_DATASET CONTENT_
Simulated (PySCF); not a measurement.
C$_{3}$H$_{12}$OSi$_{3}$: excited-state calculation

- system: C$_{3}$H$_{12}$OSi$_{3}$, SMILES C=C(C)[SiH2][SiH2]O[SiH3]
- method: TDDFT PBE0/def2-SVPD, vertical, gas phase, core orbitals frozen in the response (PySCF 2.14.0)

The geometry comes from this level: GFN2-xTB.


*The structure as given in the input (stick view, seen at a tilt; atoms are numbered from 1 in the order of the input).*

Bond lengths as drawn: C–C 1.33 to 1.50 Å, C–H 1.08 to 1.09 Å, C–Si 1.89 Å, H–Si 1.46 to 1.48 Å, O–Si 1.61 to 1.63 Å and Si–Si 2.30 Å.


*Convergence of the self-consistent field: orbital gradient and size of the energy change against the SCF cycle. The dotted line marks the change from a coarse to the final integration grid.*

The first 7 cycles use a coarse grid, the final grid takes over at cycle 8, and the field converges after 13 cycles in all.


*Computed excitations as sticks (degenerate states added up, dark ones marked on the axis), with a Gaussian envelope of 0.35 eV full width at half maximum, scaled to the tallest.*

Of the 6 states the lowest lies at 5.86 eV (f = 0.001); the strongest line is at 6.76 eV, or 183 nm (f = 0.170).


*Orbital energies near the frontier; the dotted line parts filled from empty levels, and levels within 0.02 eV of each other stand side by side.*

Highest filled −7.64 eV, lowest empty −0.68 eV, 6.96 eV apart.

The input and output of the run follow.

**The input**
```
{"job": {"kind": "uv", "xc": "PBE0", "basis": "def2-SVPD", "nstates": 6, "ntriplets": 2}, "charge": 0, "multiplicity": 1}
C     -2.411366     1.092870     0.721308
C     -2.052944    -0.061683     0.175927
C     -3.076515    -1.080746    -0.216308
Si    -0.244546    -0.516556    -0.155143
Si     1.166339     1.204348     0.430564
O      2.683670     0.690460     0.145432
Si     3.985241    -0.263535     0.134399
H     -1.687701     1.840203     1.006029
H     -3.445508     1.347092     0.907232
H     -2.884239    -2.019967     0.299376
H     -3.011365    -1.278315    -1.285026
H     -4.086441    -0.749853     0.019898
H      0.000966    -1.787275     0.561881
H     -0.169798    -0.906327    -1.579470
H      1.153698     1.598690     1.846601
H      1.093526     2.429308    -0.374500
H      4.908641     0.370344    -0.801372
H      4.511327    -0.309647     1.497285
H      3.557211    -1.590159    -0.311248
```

_ASSIGNED TASK_
Starting with the line above that holds "The first 7" and stopping with the line that holds "Of the 6 states", reproduce each line exactly, omitting all other lines.

_RESPONSE AREA_
The first 7 cycles use a coarse grid, the final grid takes over at cycle 8, and the field converges after 13 cycles in all.


*Computed excitations as sticks (degenerate states added up, dark ones marked on the axis), with a Gaussian envelope of 0.35 eV full width at half maximum, scaled to the tallest.*

Of the 6 states the lowest lies at 5.86 eV (f = 0.001); the strongest line is at 6.76 eV, or 183 nm (f = 0.170).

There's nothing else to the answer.